Assigned task → Please reproduce the data below exactly, from the first line through the line containing "- S8: f = 0.018; H-2→L+1 (87%)", and leave every later line out.

========================

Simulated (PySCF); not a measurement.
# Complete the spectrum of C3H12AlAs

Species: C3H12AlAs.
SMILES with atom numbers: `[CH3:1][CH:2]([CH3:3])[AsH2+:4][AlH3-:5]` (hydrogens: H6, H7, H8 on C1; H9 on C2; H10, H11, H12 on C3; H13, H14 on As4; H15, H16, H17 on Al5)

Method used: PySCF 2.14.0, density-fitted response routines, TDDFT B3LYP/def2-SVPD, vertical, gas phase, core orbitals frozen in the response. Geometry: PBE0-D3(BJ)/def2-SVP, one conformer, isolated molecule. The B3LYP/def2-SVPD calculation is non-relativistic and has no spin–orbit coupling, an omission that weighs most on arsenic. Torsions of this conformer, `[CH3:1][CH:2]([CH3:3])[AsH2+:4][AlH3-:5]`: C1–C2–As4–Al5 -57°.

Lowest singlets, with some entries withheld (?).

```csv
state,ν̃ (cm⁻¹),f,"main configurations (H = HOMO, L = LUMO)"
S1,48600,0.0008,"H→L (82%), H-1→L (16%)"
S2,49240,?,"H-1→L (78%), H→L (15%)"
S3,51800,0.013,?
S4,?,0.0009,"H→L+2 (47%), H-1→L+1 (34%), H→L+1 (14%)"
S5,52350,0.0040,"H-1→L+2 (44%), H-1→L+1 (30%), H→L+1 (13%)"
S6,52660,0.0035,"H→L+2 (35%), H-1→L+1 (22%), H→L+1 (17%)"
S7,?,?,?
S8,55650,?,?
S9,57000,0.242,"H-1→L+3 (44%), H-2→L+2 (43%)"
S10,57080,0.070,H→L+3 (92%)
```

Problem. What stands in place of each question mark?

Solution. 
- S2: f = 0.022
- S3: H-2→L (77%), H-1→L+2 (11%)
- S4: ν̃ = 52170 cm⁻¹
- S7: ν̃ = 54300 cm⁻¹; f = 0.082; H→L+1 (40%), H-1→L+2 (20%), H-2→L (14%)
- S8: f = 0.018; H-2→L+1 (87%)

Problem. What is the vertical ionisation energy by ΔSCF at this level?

========================

Task solution →
Simulated (PySCF); not a measurement.
# Complete the spectrum of C3H12AlAs

Species: C3H12AlAs.
SMILES with atom numbers: `[CH3:1][CH:2]([CH3:3])[AsH2+:4][AlH3-:5]` (hydrogens: H6, H7, H8 on C1; H9 on C2; H10, H11, H12 on C3; H13, H14 on As4; H15, H16, H17 on Al5)

Method used: PySCF 2.14.0, density-fitted response routines, TDDFT B3LYP/def2-SVPD, vertical, gas phase, core orbitals frozen in the response. Geometry: PBE0-D3(BJ)/def2-SVP, one conformer, isolated molecule. The B3LYP/def2-SVPD calculation is non-relativistic and has no spin–orbit coupling, an omission that weighs most on arsenic. Torsions of this conformer, `[CH3:1][CH:2]([CH3:3])[AsH2+:4][AlH3-:5]`: C1–C2–As4–Al5 -57°.

Lowest singlets, with some entries withheld (?).

```csv
state,ν̃ (cm⁻¹),f,"main configurations (H = HOMO, L = LUMO)"
S1,48600,0.0008,"H→L (82%), H-1→L (16%)"
S2,49240,?,"H-1→L (78%), H→L (15%)"
S3,51800,0.013,?
S4,?,0.0009,"H→L+2 (47%), H-1→L+1 (34%), H→L+1 (14%)"
S5,52350,0.0040,"H-1→L+2 (44%), H-1→L+1 (30%), H→L+1 (13%)"
S6,52660,0.0035,"H→L+2 (35%), H-1→L+1 (22%), H→L+1 (17%)"
S7,?,?,?
S8,55650,?,?
S9,57000,0.242,"H-1→L+3 (44%), H-2→L+2 (43%)"
S10,57080,0.070,H→L+3 (92%)
```

Problem. What stands in place of each question mark?

Solution. 
- S2: f = 0.022
- S3: H-2→L (77%), H-1→L+2 (11%)
- S4: ν̃ = 52170 cm⁻¹
- S7: ν̃ = 54300 cm⁻¹; f = 0.082; H→L+1 (40%), H-1→L+2 (20%), H-2→L (14%)
- S8: f = 0.018; H-2→L+1 (87%)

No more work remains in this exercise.